● Assignment:
From the listing below, reproduce word for word the part that opens with the line containing "Log₁₀ of the" and closes with the line containing "that point**: 0.05"; reproduce nothing else.

- Opening Delimiter -

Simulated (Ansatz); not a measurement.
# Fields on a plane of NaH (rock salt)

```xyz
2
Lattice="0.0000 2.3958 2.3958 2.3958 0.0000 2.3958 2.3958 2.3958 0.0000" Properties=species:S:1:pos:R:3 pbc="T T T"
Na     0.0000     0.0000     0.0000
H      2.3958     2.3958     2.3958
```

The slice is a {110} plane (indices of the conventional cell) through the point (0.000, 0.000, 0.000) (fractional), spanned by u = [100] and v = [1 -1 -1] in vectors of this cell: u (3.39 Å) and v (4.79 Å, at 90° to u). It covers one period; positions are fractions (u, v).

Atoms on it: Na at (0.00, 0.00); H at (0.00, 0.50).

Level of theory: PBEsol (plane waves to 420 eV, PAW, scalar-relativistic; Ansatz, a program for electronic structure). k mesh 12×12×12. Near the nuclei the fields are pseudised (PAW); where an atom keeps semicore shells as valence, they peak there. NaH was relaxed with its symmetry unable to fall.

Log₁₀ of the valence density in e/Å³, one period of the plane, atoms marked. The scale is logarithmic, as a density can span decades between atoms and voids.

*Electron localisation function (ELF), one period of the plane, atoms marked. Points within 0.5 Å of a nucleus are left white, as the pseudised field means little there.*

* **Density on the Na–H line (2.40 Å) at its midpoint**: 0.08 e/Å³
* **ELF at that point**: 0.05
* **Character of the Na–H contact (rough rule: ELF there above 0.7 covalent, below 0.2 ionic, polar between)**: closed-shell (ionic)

- Closing Delimiter -

● Written solution:
Log₁₀ of the valence density in e/Å³, one period of the plane, atoms marked. The scale is logarithmic, as a density can span decades between atoms and voids.

*Electron localisation function (ELF), one period of the plane, atoms marked. Points within 0.5 Å of a nucleus are left white, as the pseudised field means little there.*

* **Density on the Na–H line (2.40 Å) at its midpoint**: 0.08 e/Å³
* **ELF at that point**: 0.05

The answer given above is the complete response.